§ **Work item**: The entire listing below must be written out word for word.

§ **Dataset**:
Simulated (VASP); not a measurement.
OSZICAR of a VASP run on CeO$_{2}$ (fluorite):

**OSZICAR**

§ **Worked solution**:
Simulated (VASP); not a measurement.
OSZICAR of a VASP run on CeO$_{2}$ (fluorite):

**OSZICAR**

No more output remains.